-----

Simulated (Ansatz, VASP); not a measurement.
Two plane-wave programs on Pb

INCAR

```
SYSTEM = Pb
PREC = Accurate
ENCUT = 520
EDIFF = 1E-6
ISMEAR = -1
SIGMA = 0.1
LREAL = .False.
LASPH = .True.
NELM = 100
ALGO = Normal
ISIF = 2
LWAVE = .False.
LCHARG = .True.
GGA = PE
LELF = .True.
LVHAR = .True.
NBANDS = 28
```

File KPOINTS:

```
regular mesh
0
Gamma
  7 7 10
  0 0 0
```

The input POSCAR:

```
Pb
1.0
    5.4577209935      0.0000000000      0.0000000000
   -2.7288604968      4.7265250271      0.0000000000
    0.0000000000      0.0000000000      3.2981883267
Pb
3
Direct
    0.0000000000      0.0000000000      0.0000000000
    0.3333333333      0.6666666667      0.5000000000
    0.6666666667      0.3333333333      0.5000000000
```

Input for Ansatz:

-----

Work instruction
Go through the data above and repeat all of it exactly.

Written response
Simulated (Ansatz, VASP); not a measurement.
Two plane-wave programs on Pb

INCAR

```
SYSTEM = Pb
PREC = Accurate
ENCUT = 520
EDIFF = 1E-6
ISMEAR = -1
SIGMA = 0.1
LREAL = .False.
LASPH = .True.
NELM = 100
ALGO = Normal
ISIF = 2
LWAVE = .False.
LCHARG = .True.
GGA = PE
LELF = .True.
LVHAR = .True.
NBANDS = 28
```

File KPOINTS:

```
regular mesh
0
Gamma
  7 7 10
  0 0 0
```

The input POSCAR:

```
Pb
1.0
    5.4577209935      0.0000000000      0.0000000000
   -2.7288604968      4.7265250271      0.0000000000
    0.0000000000      0.0000000000      3.2981883267
Pb
3
Direct
    0.0000000000      0.0000000000      0.0000000000
    0.3333333333      0.6666666667      0.5000000000
    0.6666666667      0.3333333333      0.5000000000
```

Input for Ansatz:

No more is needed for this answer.